Would you restate word for word the lines of the listing, beginning at the first and ending with the line that holds "Theory: DFT PBE, scalar-relativistic, plane"?

##### Listed entries
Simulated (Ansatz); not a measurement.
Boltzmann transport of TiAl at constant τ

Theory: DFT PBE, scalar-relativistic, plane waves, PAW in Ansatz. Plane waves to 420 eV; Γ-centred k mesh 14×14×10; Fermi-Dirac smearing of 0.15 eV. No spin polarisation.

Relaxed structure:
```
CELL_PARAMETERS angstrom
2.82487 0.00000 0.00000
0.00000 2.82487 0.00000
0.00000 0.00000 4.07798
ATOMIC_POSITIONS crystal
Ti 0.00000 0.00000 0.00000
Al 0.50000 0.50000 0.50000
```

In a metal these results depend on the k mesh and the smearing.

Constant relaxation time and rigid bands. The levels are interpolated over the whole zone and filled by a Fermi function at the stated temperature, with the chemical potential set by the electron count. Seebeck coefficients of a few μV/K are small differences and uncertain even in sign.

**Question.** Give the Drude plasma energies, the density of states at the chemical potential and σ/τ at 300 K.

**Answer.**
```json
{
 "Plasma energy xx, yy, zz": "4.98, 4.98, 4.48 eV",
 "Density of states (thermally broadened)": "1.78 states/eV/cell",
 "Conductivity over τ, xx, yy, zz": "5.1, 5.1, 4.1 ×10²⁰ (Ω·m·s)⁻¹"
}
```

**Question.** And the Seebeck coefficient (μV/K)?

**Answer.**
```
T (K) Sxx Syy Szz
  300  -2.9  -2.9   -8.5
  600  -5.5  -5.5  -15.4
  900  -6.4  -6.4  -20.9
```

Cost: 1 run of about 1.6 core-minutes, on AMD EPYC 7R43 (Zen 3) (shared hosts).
##########

# Answer section
Simulated (Ansatz); not a measurement.
Boltzmann transport of TiAl at constant τ

Theory: DFT PBE, scalar-relativistic, plane waves, PAW in Ansatz. Plane waves to 420 eV; Γ-centred k mesh 14×14×10; Fermi-Dirac smearing of 0.15 eV. No spin polarisation.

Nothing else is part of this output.